### Provided records ###

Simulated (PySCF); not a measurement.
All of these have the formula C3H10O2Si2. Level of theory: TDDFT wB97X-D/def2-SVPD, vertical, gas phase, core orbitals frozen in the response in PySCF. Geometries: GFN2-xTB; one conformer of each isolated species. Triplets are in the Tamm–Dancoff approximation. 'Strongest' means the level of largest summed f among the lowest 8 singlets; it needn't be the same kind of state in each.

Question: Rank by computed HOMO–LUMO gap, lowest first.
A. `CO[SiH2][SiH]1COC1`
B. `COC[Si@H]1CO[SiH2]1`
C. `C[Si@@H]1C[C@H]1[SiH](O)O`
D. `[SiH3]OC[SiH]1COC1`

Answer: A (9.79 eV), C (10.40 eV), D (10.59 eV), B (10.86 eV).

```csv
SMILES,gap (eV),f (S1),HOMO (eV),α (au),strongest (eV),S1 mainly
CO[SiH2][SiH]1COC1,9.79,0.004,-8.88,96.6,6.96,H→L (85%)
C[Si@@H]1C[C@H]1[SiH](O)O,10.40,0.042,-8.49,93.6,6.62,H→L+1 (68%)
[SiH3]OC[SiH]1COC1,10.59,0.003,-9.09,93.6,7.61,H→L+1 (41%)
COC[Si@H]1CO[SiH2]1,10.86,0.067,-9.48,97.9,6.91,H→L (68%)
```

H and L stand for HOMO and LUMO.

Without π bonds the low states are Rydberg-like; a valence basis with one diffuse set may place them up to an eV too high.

###

(Action item) Write down all the entries again without a single difference.

(Response area)
Simulated (PySCF); not a measurement.
All of these have the formula C3H10O2Si2. Level of theory: TDDFT wB97X-D/def2-SVPD, vertical, gas phase, core orbitals frozen in the response in PySCF. Geometries: GFN2-xTB; one conformer of each isolated species. Triplets are in the Tamm–Dancoff approximation. 'Strongest' means the level of largest summed f among the lowest 8 singlets; it needn't be the same kind of state in each.

Question: Rank by computed HOMO–LUMO gap, lowest first.
A. `CO[SiH2][SiH]1COC1`
B. `COC[Si@H]1CO[SiH2]1`
C. `C[Si@@H]1C[C@H]1[SiH](O)O`
D. `[SiH3]OC[SiH]1COC1`

Answer: A (9.79 eV), C (10.40 eV), D (10.59 eV), B (10.86 eV).

```csv
SMILES,gap (eV),f (S1),HOMO (eV),α (au),strongest (eV),S1 mainly
CO[SiH2][SiH]1COC1,9.79,0.004,-8.88,96.6,6.96,H→L (85%)
C[Si@@H]1C[C@H]1[SiH](O)O,10.40,0.042,-8.49,93.6,6.62,H→L+1 (68%)
[SiH3]OC[SiH]1COC1,10.59,0.003,-9.09,93.6,7.61,H→L+1 (41%)
COC[Si@H]1CO[SiH2]1,10.86,0.067,-9.48,97.9,6.91,H→L (68%)
```

H and L stand for HOMO and LUMO.

Without π bonds the low states are Rydberg-like; a valence basis with one diffuse set may place them up to an eV too high.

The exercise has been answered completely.